Recorded information
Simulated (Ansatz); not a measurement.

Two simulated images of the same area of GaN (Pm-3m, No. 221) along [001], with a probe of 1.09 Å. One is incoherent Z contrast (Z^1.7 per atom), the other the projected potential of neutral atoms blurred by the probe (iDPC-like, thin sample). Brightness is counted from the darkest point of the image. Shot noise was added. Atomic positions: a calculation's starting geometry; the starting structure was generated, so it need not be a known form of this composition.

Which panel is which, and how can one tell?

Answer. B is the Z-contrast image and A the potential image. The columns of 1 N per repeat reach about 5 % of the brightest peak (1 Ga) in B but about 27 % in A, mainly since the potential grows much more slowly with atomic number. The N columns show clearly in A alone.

Activity
Each entry above is to be printed again exactly.

Response area
Simulated (Ansatz); not a measurement.

Two simulated images of the same area of GaN (Pm-3m, No. 221) along [001], with a probe of 1.09 Å. One is incoherent Z contrast (Z^1.7 per atom), the other the projected potential of neutral atoms blurred by the probe (iDPC-like, thin sample). Brightness is counted from the darkest point of the image. Shot noise was added. Atomic positions: a calculation's starting geometry; the starting structure was generated, so it need not be a known form of this composition.

Which panel is which, and how can one tell?

Answer. B is the Z-contrast image and A the potential image. The columns of 1 N per repeat reach about 5 % of the brightest peak (1 Ga) in B but about 27 % in A, mainly since the potential grows much more slowly with atomic number. The N columns show clearly in A alone.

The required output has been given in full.